> SOURCE MATERIAL

┏━━

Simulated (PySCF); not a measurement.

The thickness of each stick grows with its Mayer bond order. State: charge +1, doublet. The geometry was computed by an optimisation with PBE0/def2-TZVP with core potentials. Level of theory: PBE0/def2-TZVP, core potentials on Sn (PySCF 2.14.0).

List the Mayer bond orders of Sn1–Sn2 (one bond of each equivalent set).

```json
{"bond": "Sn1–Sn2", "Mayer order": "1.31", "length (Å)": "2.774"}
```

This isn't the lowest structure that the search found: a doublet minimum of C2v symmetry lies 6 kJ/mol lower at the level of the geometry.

┗━━

> WORK INSTRUCTION
Return every entry exactly as given.

> EXERCISE SOLUTION
Simulated (PySCF); not a measurement.

The thickness of each stick grows with its Mayer bond order. State: charge +1, doublet. The geometry was computed by an optimisation with PBE0/def2-TZVP with core potentials. Level of theory: PBE0/def2-TZVP, core potentials on Sn (PySCF 2.14.0).

List the Mayer bond orders of Sn1–Sn2 (one bond of each equivalent set).

```json
{"bond": "Sn1–Sn2", "Mayer order": "1.31", "length (Å)": "2.774"}
```

This isn't the lowest structure that the search found: a doublet minimum of C2v symmetry lies 6 kJ/mol lower at the level of the geometry.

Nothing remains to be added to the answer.